- [DATA EXTRACTS]
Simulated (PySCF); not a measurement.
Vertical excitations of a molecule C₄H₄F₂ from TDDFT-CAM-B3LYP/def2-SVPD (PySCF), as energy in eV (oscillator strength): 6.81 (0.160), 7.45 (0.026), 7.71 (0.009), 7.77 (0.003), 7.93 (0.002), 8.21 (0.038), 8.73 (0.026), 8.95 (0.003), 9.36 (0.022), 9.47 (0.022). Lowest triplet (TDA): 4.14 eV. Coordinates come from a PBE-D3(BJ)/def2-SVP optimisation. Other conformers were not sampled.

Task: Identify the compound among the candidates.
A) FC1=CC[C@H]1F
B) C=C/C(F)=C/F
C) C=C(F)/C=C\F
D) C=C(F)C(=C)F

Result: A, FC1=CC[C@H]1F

- [REQUIRED ACTION]
Copy out the lines above word for word, stopping after the line containing "D) C=C(F)C(=C)F".

- [RESPONSE AREA]
Simulated (PySCF); not a measurement.
Vertical excitations of a molecule C₄H₄F₂ from TDDFT-CAM-B3LYP/def2-SVPD (PySCF), as energy in eV (oscillator strength): 6.81 (0.160), 7.45 (0.026), 7.71 (0.009), 7.77 (0.003), 7.93 (0.002), 8.21 (0.038), 8.73 (0.026), 8.95 (0.003), 9.36 (0.022), 9.47 (0.022). Lowest triplet (TDA): 4.14 eV. Coordinates come from a PBE-D3(BJ)/def2-SVP optimisation. Other conformers were not sampled.

Task: Identify the compound among the candidates.
A) FC1=CC[C@H]1F
B) C=C/C(F)=C/F
C) C=C(F)/C=C\F
D) C=C(F)C(=C)F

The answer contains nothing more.